[Data supplied Boundary: Start]

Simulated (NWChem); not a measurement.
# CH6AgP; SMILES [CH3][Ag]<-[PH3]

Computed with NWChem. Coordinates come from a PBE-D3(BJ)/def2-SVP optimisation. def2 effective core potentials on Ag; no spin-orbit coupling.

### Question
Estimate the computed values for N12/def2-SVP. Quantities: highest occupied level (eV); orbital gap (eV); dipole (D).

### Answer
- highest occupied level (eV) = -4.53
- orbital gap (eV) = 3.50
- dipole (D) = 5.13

[Data supplied Boundary: End]

## Work request
Retype exactly, and only, the lines above from the one where "- highest occupied level (eV) = -4.53" occurs up to and including the one where "- orbital gap (eV) = 3.50" occurs.

## Exercise response
- highest occupied level (eV) = -4.53
- orbital gap (eV) = 3.50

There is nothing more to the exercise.